Input data:
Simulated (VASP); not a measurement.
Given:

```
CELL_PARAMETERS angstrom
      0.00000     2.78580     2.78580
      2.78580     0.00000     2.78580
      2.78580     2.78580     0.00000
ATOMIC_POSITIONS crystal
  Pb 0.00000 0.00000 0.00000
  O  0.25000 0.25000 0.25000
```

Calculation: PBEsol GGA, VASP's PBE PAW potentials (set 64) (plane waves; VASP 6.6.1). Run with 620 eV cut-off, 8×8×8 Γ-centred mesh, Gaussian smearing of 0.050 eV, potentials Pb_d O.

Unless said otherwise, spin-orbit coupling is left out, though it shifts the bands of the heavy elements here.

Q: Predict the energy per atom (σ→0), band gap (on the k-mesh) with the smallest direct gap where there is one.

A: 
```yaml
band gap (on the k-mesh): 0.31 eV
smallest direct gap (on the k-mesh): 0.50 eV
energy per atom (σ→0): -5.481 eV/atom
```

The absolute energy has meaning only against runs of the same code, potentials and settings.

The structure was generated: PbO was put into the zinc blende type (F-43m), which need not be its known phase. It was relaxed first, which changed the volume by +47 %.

Exercise: Every entry should be retyped exactly as it appears.

Written response:
Simulated (VASP); not a measurement.
Given:

```
CELL_PARAMETERS angstrom
      0.00000     2.78580     2.78580
      2.78580     0.00000     2.78580
      2.78580     2.78580     0.00000
ATOMIC_POSITIONS crystal
  Pb 0.00000 0.00000 0.00000
  O  0.25000 0.25000 0.25000
```

Calculation: PBEsol GGA, VASP's PBE PAW potentials (set 64) (plane waves; VASP 6.6.1). Run with 620 eV cut-off, 8×8×8 Γ-centred mesh, Gaussian smearing of 0.050 eV, potentials Pb_d O.

Unless said otherwise, spin-orbit coupling is left out, though it shifts the bands of the heavy elements here.

Q: Predict the energy per atom (σ→0), band gap (on the k-mesh) with the smallest direct gap where there is one.

A: 
```yaml
band gap (on the k-mesh): 0.31 eV
smallest direct gap (on the k-mesh): 0.50 eV
energy per atom (σ→0): -5.481 eV/atom
```

The absolute energy has meaning only against runs of the same code, potentials and settings.

The structure was generated: PbO was put into the zinc blende type (F-43m), which need not be its known phase. It was relaxed first, which changed the volume by +47 %.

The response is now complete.